■ ■ ■ ■
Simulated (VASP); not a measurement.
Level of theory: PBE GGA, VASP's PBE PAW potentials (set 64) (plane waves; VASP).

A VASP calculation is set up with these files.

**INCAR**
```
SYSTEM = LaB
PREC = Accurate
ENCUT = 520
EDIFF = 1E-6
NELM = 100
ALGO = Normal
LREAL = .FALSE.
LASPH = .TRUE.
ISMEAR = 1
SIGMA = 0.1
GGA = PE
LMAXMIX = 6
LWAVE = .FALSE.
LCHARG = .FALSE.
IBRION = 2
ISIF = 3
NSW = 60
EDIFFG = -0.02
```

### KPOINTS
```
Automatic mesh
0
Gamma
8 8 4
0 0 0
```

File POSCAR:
■ ■ ■ ■

- **Work task**
Return every record exactly as it was given.

- **Task response**
Simulated (VASP); not a measurement.
Level of theory: PBE GGA, VASP's PBE PAW potentials (set 64) (plane waves; VASP).

A VASP calculation is set up with these files.

**INCAR**
```
SYSTEM = LaB
PREC = Accurate
ENCUT = 520
EDIFF = 1E-6
NELM = 100
ALGO = Normal
LREAL = .FALSE.
LASPH = .TRUE.
ISMEAR = 1
SIGMA = 0.1
GGA = PE
LMAXMIX = 6
LWAVE = .FALSE.
LCHARG = .FALSE.
IBRION = 2
ISIF = 3
NSW = 60
EDIFFG = -0.02
```

### KPOINTS
```
Automatic mesh
0
Gamma
8 8 4
0 0 0
```

File POSCAR:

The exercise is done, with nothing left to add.